- Activity
When you reach the line containing "Vapour pressure (kPa)", include it and stop; until then, return each line of the material exactly, starting with the first.

- Records supplied
-*-
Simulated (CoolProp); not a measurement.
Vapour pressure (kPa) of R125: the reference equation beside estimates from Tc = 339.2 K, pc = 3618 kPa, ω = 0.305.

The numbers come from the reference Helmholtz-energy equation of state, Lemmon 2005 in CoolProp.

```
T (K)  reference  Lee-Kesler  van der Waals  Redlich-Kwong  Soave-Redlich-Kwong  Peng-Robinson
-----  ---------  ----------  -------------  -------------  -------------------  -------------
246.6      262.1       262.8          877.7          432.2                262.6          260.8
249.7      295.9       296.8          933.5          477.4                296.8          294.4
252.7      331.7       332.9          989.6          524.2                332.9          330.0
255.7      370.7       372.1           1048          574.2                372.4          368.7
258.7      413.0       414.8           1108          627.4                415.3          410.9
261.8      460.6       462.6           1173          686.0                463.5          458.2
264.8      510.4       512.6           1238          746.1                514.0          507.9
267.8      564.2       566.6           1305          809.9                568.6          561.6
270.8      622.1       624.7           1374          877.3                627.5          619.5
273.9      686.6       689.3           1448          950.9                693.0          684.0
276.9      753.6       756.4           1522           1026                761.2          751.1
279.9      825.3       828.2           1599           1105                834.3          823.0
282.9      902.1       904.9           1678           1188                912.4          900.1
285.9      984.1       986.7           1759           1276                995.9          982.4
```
-*-

- Task solution
Simulated (CoolProp); not a measurement.
Vapour pressure (kPa) of R125: the reference equation beside estimates from Tc = 339.2 K, pc = 3618 kPa, ω = 0.305.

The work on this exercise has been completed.